• _Information supplied_:
▬▬▬
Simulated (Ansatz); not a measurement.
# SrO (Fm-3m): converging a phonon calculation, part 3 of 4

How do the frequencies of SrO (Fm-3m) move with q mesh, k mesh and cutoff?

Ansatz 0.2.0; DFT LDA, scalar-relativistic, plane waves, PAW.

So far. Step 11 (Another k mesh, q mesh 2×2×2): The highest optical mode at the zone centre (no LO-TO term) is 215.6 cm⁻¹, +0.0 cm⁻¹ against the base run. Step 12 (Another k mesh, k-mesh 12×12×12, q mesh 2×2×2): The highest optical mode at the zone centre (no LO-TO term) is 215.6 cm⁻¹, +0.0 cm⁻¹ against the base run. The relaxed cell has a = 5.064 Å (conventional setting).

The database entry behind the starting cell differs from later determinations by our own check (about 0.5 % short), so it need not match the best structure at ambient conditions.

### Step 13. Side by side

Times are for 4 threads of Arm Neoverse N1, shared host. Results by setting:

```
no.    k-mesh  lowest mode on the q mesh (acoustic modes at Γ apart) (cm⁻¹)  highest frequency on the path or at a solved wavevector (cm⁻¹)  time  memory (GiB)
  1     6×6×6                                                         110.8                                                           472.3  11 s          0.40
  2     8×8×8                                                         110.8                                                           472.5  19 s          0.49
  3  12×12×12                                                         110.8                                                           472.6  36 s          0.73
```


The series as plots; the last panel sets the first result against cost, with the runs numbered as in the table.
▬▬▬

• _Work request_: In the listing above, find the line with "How do the frequencies" and the line with "Ansatz 0.2.0; DFT", then print exactly those lines and every line between them.

• _Expected answer_:
How do the frequencies of SrO (Fm-3m) move with q mesh, k mesh and cutoff?

Ansatz 0.2.0; DFT LDA, scalar-relativistic, plane waves, PAW.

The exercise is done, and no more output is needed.